*WORK ITEM*:
The response must consist of all the records, retyped exactly.

*ENTRIES SHOWN*:
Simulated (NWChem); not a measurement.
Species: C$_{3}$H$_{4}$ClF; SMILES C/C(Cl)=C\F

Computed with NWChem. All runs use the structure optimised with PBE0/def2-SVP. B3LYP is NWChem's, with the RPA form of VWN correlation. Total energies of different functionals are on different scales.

*ANSWER SPACE*:
Simulated (NWChem); not a measurement.
Species: C$_{3}$H$_{4}$ClF; SMILES C/C(Cl)=C\F

Computed with NWChem. All runs use the structure optimised with PBE0/def2-SVP. B3LYP is NWChem's, with the RPA form of VWN correlation. Total energies of different functionals are on different scales.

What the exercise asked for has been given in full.